START Data supplied

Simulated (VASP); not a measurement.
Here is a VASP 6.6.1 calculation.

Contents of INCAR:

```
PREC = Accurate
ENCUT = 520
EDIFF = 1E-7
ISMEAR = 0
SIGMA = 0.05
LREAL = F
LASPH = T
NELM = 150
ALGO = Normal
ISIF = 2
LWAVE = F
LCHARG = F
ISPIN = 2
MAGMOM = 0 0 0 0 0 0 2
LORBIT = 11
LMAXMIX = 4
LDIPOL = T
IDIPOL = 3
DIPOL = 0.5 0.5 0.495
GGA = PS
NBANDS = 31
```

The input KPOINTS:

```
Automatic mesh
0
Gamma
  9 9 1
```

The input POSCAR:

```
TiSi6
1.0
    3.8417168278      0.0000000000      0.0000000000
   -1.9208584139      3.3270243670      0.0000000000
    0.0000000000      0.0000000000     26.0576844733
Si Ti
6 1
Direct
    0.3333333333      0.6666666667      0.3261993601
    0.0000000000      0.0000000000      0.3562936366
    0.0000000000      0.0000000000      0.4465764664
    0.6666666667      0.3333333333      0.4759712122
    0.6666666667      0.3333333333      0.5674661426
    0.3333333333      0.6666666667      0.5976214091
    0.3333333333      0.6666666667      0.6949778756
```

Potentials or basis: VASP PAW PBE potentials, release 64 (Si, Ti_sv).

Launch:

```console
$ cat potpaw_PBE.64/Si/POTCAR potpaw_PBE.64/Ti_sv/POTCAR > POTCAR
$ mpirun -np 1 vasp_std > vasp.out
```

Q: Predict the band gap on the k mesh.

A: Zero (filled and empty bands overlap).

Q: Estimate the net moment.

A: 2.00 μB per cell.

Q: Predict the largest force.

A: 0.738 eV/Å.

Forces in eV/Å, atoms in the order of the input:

END Data supplied

- _Work instruction_: Copy the lines above exactly, beginning at the line that has "Here is a VASP 6.6.1 calculation." and stopping after the line that has "A: 0.738 eV/Å.", and omit the rest.

- _Response_:
Here is a VASP 6.6.1 calculation.

Contents of INCAR:

```
PREC = Accurate
ENCUT = 520
EDIFF = 1E-7
ISMEAR = 0
SIGMA = 0.05
LREAL = F
LASPH = T
NELM = 150
ALGO = Normal
ISIF = 2
LWAVE = F
LCHARG = F
ISPIN = 2
MAGMOM = 0 0 0 0 0 0 2
LORBIT = 11
LMAXMIX = 4
LDIPOL = T
IDIPOL = 3
DIPOL = 0.5 0.5 0.495
GGA = PS
NBANDS = 31
```

The input KPOINTS:

```
Automatic mesh
0
Gamma
  9 9 1
```

The input POSCAR:

```
TiSi6
1.0
    3.8417168278      0.0000000000      0.0000000000
   -1.9208584139      3.3270243670      0.0000000000
    0.0000000000      0.0000000000     26.0576844733
Si Ti
6 1
Direct
    0.3333333333      0.6666666667      0.3261993601
    0.0000000000      0.0000000000      0.3562936366
    0.0000000000      0.0000000000      0.4465764664
    0.6666666667      0.3333333333      0.4759712122
    0.6666666667      0.3333333333      0.5674661426
    0.3333333333      0.6666666667      0.5976214091
    0.3333333333      0.6666666667      0.6949778756
```

Potentials or basis: VASP PAW PBE potentials, release 64 (Si, Ti_sv).

Launch:

```console
$ cat potpaw_PBE.64/Si/POTCAR potpaw_PBE.64/Ti_sv/POTCAR > POTCAR
$ mpirun -np 1 vasp_std > vasp.out
```

Q: Predict the band gap on the k mesh.

A: Zero (filled and empty bands overlap).

Q: Estimate the net moment.

A: 2.00 μB per cell.

Q: Predict the largest force.

A: 0.738 eV/Å.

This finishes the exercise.